[Required action]: A word-for-word restatement of the whole listing is the expected answer.

[Data to examine]:
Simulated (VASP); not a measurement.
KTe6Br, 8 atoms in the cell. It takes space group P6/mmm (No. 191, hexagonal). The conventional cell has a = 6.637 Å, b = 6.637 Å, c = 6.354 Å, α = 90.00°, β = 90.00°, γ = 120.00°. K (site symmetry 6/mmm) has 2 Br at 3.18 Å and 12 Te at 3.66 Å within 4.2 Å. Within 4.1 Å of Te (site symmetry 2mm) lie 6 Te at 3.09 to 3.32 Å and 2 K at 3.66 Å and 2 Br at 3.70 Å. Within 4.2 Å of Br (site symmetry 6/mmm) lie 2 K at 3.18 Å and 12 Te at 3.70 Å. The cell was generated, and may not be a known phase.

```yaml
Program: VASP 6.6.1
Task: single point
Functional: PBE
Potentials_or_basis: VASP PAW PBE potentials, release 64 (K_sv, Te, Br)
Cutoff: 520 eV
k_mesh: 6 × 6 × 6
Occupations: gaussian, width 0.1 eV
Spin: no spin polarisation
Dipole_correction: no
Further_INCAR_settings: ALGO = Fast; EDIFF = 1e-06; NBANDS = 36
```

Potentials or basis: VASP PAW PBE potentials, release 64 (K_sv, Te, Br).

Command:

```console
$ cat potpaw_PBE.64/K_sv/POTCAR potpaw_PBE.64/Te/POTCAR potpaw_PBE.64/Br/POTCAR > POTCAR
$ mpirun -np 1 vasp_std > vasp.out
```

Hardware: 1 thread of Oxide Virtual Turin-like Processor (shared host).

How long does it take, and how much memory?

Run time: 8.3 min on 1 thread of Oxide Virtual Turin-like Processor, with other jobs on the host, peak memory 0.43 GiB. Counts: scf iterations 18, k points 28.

[Your response]:
Simulated (VASP); not a measurement.
KTe6Br, 8 atoms in the cell. It takes space group P6/mmm (No. 191, hexagonal). The conventional cell has a = 6.637 Å, b = 6.637 Å, c = 6.354 Å, α = 90.00°, β = 90.00°, γ = 120.00°. K (site symmetry 6/mmm) has 2 Br at 3.18 Å and 12 Te at 3.66 Å within 4.2 Å. Within 4.1 Å of Te (site symmetry 2mm) lie 6 Te at 3.09 to 3.32 Å and 2 K at 3.66 Å and 2 Br at 3.70 Å. Within 4.2 Å of Br (site symmetry 6/mmm) lie 2 K at 3.18 Å and 12 Te at 3.70 Å. The cell was generated, and may not be a known phase.

```yaml
Program: VASP 6.6.1
Task: single point
Functional: PBE
Potentials_or_basis: VASP PAW PBE potentials, release 64 (K_sv, Te, Br)
Cutoff: 520 eV
k_mesh: 6 × 6 × 6
Occupations: gaussian, width 0.1 eV
Spin: no spin polarisation
Dipole_correction: no
Further_INCAR_settings: ALGO = Fast; EDIFF = 1e-06; NBANDS = 36
```

Potentials or basis: VASP PAW PBE potentials, release 64 (K_sv, Te, Br).

Command:

```console
$ cat potpaw_PBE.64/K_sv/POTCAR potpaw_PBE.64/Te/POTCAR potpaw_PBE.64/Br/POTCAR > POTCAR
$ mpirun -np 1 vasp_std > vasp.out
```

Hardware: 1 thread of Oxide Virtual Turin-like Processor (shared host).

How long does it take, and how much memory?

Run time: 8.3 min on 1 thread of Oxide Virtual Turin-like Processor, with other jobs on the host, peak memory 0.43 GiB. Counts: scf iterations 18, k points 28.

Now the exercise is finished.